Work order
Where a line has odd spacing or punctuation, keep it; transcribe all the entries exactly.

/---

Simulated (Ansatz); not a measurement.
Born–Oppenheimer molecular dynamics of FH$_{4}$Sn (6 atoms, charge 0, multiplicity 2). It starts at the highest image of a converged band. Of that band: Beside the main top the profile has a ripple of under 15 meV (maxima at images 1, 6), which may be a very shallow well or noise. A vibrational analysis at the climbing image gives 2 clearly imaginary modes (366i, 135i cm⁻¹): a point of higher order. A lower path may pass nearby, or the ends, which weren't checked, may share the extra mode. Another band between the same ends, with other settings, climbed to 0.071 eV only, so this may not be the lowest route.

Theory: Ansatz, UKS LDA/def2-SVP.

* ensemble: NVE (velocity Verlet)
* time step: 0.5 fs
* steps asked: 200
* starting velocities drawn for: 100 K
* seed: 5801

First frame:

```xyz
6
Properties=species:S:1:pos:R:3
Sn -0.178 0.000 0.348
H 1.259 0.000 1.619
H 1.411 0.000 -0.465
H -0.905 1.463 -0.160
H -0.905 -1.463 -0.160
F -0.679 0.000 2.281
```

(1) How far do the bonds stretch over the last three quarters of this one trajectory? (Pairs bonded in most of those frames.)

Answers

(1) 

\---

Your response
Simulated (Ansatz); not a measurement.
Born–Oppenheimer molecular dynamics of FH$_{4}$Sn (6 atoms, charge 0, multiplicity 2). It starts at the highest image of a converged band. Of that band: Beside the main top the profile has a ripple of under 15 meV (maxima at images 1, 6), which may be a very shallow well or noise. A vibrational analysis at the climbing image gives 2 clearly imaginary modes (366i, 135i cm⁻¹): a point of higher order. A lower path may pass nearby, or the ends, which weren't checked, may share the extra mode. Another band between the same ends, with other settings, climbed to 0.071 eV only, so this may not be the lowest route.

Theory: Ansatz, UKS LDA/def2-SVP.

* ensemble: NVE (velocity Verlet)
* time step: 0.5 fs
* steps asked: 200
* starting velocities drawn for: 100 K
* seed: 5801

First frame:

```xyz
6
Properties=species:S:1:pos:R:3
Sn -0.178 0.000 0.348
H 1.259 0.000 1.619
H 1.411 0.000 -0.465
H -0.905 1.463 -0.160
H -0.905 -1.463 -0.160
F -0.679 0.000 2.281
```

(1) How far do the bonds stretch over the last three quarters of this one trajectory? (Pairs bonded in most of those frames.)

Answers

(1) 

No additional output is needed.